**Brief**
Set down the lines below exactly as they stand, please. Go from the first through the one containing "Total energies compare".

START Data for review
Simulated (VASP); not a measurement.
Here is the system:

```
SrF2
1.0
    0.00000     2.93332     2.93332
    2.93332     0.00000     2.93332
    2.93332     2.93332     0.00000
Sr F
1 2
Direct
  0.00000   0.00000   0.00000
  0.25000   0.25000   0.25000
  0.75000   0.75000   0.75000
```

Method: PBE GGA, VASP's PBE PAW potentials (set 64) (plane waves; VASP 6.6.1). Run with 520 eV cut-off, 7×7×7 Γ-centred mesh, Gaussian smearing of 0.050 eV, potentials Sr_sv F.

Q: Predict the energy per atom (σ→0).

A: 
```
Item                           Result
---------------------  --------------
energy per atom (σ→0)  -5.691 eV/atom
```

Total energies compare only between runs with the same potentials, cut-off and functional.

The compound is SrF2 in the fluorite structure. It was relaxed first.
END Data for review

**Exercise response**
Simulated (VASP); not a measurement.
Here is the system:

```
SrF2
1.0
    0.00000     2.93332     2.93332
    2.93332     0.00000     2.93332
    2.93332     2.93332     0.00000
Sr F
1 2
Direct
  0.00000   0.00000   0.00000
  0.25000   0.25000   0.25000
  0.75000   0.75000   0.75000
```

Method: PBE GGA, VASP's PBE PAW potentials (set 64) (plane waves; VASP 6.6.1). Run with 520 eV cut-off, 7×7×7 Γ-centred mesh, Gaussian smearing of 0.050 eV, potentials Sr_sv F.

Q: Predict the energy per atom (σ→0).

A: 
```
Item                           Result
---------------------  --------------
energy per atom (σ→0)  -5.691 eV/atom
```

Total energies compare only between runs with the same potentials, cut-off and functional.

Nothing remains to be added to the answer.